[[ Excerpted data, beginning ]]
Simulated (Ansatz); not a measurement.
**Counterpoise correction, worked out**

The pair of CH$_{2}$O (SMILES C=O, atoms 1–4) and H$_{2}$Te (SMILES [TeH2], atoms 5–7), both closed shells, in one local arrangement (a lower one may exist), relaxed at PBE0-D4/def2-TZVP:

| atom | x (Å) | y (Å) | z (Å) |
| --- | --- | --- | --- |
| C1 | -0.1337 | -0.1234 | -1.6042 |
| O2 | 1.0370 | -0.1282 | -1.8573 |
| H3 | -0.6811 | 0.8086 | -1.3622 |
[[ Excerpted data, end ]]

• [Work item] Exact transcription of the listing is needed, with no line left out.

• [Task result]
Simulated (Ansatz); not a measurement.
**Counterpoise correction, worked out**

The pair of CH$_{2}$O (SMILES C=O, atoms 1–4) and H$_{2}$Te (SMILES [TeH2], atoms 5–7), both closed shells, in one local arrangement (a lower one may exist), relaxed at PBE0-D4/def2-TZVP:

| atom | x (Å) | y (Å) | z (Å) |
| --- | --- | --- | --- |
| C1 | -0.1337 | -0.1234 | -1.6042 |
| O2 | 1.0370 | -0.1282 | -1.8573 |
| H3 | -0.6811 | 0.8086 | -1.3622 |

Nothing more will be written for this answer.